————————
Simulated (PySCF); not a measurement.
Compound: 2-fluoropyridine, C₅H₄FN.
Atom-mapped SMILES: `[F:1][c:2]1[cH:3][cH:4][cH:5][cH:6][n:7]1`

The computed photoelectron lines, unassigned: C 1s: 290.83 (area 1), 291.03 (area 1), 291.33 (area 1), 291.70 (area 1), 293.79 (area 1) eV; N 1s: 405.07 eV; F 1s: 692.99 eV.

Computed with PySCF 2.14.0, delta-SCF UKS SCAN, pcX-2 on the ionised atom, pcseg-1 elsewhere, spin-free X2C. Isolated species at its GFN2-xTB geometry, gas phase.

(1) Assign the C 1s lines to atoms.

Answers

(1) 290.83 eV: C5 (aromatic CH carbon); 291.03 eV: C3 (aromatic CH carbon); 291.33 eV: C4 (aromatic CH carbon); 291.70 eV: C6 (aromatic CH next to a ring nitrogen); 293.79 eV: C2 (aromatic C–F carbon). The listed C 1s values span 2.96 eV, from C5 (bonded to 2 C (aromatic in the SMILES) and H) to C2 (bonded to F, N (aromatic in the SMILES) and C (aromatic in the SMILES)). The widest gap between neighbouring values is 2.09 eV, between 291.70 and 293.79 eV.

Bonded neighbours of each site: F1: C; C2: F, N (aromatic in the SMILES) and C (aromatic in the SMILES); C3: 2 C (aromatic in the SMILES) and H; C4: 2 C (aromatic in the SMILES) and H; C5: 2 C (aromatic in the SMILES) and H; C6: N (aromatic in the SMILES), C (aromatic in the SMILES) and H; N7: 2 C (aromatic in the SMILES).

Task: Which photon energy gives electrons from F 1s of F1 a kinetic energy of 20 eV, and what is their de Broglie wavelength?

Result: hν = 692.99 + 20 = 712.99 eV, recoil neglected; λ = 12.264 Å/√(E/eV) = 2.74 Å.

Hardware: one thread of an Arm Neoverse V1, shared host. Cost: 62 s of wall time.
————————

Work item » Your task for the entries above: copy exactly the span starting with the line with "Computed with PySCF" and going on through the line with "Result: hν = 692.99", both lines included, and nothing else.

Written reply »
Computed with PySCF 2.14.0, delta-SCF UKS SCAN, pcX-2 on the ionised atom, pcseg-1 elsewhere, spin-free X2C. Isolated species at its GFN2-xTB geometry, gas phase.

(1) Assign the C 1s lines to atoms.

Answers

(1) 290.83 eV: C5 (aromatic CH carbon); 291.03 eV: C3 (aromatic CH carbon); 291.33 eV: C4 (aromatic CH carbon); 291.70 eV: C6 (aromatic CH next to a ring nitrogen); 293.79 eV: C2 (aromatic C–F carbon). The listed C 1s values span 2.96 eV, from C5 (bonded to 2 C (aromatic in the SMILES) and H) to C2 (bonded to F, N (aromatic in the SMILES) and C (aromatic in the SMILES)). The widest gap between neighbouring values is 2.09 eV, between 291.70 and 293.79 eV.

Bonded neighbours of each site: F1: C; C2: F, N (aromatic in the SMILES) and C (aromatic in the SMILES); C3: 2 C (aromatic in the SMILES) and H; C4: 2 C (aromatic in the SMILES) and H; C5: 2 C (aromatic in the SMILES) and H; C6: N (aromatic in the SMILES), C (aromatic in the SMILES) and H; N7: 2 C (aromatic in the SMILES).

Task: Which photon energy gives electrons from F 1s of F1 a kinetic energy of 20 eV, and what is their de Broglie wavelength?

Result: hν = 692.99 + 20 = 712.99 eV, recoil neglected; λ = 12.264 Å/√(E/eV) = 2.74 Å.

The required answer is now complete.